ASSIGNED TASK: Below is a listing; restate from it, character for character, the lines beginning at the line holding "(-1.110, -0.165, -1.382)" and ending at the line holding "Question: Fill in", both included.

PROVIDED DATA:
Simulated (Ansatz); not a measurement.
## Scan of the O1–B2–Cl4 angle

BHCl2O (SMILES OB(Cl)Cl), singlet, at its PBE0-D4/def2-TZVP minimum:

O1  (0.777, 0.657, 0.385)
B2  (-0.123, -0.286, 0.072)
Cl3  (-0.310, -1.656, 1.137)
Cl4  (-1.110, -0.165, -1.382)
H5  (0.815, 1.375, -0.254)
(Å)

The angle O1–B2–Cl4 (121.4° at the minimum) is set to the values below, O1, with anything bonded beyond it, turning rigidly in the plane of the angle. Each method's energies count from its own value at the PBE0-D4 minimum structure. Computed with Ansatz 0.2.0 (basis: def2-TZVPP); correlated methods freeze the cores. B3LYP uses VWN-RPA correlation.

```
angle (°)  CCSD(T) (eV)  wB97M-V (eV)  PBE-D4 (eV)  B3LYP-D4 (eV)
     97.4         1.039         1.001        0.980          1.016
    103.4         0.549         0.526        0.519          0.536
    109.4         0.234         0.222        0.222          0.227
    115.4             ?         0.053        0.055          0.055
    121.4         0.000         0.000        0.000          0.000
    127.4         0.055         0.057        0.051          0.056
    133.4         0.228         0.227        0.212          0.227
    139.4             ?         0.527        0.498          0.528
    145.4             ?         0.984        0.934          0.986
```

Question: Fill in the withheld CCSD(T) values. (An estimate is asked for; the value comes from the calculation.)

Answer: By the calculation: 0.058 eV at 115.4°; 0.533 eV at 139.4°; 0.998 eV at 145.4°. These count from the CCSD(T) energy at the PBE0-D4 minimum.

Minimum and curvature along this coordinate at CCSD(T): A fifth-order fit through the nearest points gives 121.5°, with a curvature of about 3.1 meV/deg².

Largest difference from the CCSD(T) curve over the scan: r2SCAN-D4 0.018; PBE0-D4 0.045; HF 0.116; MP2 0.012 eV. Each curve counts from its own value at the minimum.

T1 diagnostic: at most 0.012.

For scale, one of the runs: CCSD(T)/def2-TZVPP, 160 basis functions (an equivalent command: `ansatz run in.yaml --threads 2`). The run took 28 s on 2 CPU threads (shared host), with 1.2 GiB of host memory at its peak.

WRITTEN RESPONSE:
Cl4  (-1.110, -0.165, -1.382)
H5  (0.815, 1.375, -0.254)
(Å)

The angle O1–B2–Cl4 (121.4° at the minimum) is set to the values below, O1, with anything bonded beyond it, turning rigidly in the plane of the angle. Each method's energies count from its own value at the PBE0-D4 minimum structure. Computed with Ansatz 0.2.0 (basis: def2-TZVPP); correlated methods freeze the cores. B3LYP uses VWN-RPA correlation.

```
angle (°)  CCSD(T) (eV)  wB97M-V (eV)  PBE-D4 (eV)  B3LYP-D4 (eV)
     97.4         1.039         1.001        0.980          1.016
    103.4         0.549         0.526        0.519          0.536
    109.4         0.234         0.222        0.222          0.227
    115.4             ?         0.053        0.055          0.055
    121.4         0.000         0.000        0.000          0.000
    127.4         0.055         0.057        0.051          0.056
    133.4         0.228         0.227        0.212          0.227
    139.4             ?         0.527        0.498          0.528
    145.4             ?         0.984        0.934          0.986
```

Question: Fill in the withheld CCSD(T) values. (An estimate is asked for; the value comes from the calculation.)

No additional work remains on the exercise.